Requirement: Each line below should be quoted exactly, please.

Top of Records shown

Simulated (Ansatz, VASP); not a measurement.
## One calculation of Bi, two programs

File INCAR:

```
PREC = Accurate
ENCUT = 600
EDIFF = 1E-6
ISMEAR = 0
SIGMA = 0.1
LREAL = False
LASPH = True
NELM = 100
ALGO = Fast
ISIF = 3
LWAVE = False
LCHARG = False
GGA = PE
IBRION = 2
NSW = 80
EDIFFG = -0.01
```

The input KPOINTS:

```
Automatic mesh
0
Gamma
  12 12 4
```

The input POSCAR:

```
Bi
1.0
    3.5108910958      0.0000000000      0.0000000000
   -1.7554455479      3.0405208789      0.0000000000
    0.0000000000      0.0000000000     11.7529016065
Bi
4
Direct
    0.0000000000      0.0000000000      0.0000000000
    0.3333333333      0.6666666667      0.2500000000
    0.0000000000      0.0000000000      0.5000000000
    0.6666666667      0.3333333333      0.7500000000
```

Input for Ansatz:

Bottom of Records shown

Problem solution:
Simulated (Ansatz, VASP); not a measurement.
## One calculation of Bi, two programs

File INCAR:

```
PREC = Accurate
ENCUT = 600
EDIFF = 1E-6
ISMEAR = 0
SIGMA = 0.1
LREAL = False
LASPH = True
NELM = 100
ALGO = Fast
ISIF = 3
LWAVE = False
LCHARG = False
GGA = PE
IBRION = 2
NSW = 80
EDIFFG = -0.01
```

The input KPOINTS:

```
Automatic mesh
0
Gamma
  12 12 4
```

The input POSCAR:

```
Bi
1.0
    3.5108910958      0.0000000000      0.0000000000
   -1.7554455479      3.0405208789      0.0000000000
    0.0000000000      0.0000000000     11.7529016065
Bi
4
Direct
    0.0000000000      0.0000000000      0.0000000000
    0.3333333333      0.6666666667      0.2500000000
    0.0000000000      0.0000000000      0.5000000000
    0.6666666667      0.3333333333      0.7500000000
```

Input for Ansatz:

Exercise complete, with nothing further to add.